## Requirement
Copy exactly the lines from the first line of the records below through the line containing "# Excited states of CF⁺ by EOM-EE-CCSD", including both, and nothing else.

## Data supplied
◇ ◇ ◇ ◇ ◇

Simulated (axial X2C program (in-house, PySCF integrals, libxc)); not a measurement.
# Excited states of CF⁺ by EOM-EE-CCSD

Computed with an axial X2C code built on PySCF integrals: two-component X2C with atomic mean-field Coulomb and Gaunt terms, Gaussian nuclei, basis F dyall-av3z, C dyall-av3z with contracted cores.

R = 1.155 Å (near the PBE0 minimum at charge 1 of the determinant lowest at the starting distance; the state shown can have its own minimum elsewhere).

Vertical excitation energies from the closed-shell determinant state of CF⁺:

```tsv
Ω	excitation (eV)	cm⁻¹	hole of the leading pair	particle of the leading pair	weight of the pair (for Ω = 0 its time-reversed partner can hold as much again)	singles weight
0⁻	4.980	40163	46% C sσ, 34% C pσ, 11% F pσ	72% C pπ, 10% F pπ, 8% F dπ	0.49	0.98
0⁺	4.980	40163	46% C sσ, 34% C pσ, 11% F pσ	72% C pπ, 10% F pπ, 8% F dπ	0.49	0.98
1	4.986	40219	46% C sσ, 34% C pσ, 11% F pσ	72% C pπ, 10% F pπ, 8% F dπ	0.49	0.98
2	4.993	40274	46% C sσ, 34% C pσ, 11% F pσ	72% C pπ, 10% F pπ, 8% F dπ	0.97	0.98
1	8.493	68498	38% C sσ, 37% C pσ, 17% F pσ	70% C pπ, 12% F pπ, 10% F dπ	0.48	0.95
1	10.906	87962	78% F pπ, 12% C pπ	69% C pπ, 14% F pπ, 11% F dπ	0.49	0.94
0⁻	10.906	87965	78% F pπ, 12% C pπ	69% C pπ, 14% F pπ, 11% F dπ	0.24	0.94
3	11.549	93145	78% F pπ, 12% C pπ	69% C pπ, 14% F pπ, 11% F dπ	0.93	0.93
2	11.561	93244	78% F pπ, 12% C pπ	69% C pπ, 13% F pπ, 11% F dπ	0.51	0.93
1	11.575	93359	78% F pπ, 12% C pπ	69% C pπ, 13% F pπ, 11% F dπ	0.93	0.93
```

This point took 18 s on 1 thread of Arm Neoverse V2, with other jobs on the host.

◇ ◇ ◇ ◇ ◇

## Exercise response
Simulated (axial X2C program (in-house, PySCF integrals, libxc)); not a measurement.
# Excited states of CF⁺ by EOM-EE-CCSD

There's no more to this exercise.